====== THE DATA ======
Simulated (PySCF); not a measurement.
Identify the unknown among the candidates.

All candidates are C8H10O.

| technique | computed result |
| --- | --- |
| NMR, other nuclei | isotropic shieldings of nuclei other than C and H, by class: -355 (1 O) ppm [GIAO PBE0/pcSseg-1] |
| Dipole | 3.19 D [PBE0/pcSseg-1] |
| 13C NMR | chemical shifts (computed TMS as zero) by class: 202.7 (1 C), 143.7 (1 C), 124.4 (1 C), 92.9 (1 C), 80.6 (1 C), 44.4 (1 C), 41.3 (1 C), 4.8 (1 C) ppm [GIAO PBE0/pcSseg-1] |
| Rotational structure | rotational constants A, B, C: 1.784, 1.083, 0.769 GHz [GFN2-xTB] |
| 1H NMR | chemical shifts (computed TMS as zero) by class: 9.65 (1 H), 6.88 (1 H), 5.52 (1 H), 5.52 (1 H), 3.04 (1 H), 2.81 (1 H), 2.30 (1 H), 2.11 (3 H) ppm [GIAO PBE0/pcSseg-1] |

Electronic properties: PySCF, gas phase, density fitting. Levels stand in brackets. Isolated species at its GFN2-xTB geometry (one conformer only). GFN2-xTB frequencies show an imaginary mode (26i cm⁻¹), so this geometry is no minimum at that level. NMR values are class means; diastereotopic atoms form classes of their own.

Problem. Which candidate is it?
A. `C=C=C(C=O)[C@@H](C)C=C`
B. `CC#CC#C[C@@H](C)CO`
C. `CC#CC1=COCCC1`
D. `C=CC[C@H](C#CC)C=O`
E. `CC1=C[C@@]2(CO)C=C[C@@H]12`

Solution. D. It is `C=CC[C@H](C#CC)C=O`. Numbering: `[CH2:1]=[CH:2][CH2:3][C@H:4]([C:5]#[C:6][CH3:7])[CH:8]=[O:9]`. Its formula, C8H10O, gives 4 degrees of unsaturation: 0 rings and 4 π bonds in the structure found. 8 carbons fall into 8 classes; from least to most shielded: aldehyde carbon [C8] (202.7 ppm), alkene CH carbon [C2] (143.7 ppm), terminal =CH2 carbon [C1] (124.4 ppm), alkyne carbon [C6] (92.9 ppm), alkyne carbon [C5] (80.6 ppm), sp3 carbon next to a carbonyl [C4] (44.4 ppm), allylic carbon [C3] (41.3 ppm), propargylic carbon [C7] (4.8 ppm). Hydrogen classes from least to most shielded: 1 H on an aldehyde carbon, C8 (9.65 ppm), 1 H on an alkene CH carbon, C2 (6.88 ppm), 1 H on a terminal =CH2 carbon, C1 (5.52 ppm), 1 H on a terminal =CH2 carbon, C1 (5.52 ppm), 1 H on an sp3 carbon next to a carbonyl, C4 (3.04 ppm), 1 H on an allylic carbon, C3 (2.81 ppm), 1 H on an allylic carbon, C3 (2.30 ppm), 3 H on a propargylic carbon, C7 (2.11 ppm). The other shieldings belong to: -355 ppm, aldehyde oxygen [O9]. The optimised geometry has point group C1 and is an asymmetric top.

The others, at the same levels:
======

Look through the entries above and quote exactly the lines from the line with "C) ppm [GIAO PBE0/pcSseg-1] |" to the line with "GHz [GFN2-xTB] |", counting both of those lines.

| 13C NMR | chemical shifts (computed TMS as zero) by class: 202.7 (1 C), 143.7 (1 C), 124.4 (1 C), 92.9 (1 C), 80.6 (1 C), 44.4 (1 C), 41.3 (1 C), 4.8 (1 C) ppm [GIAO PBE0/pcSseg-1] |
| Rotational structure | rotational constants A, B, C: 1.784, 1.083, 0.769 GHz [GFN2-xTB] |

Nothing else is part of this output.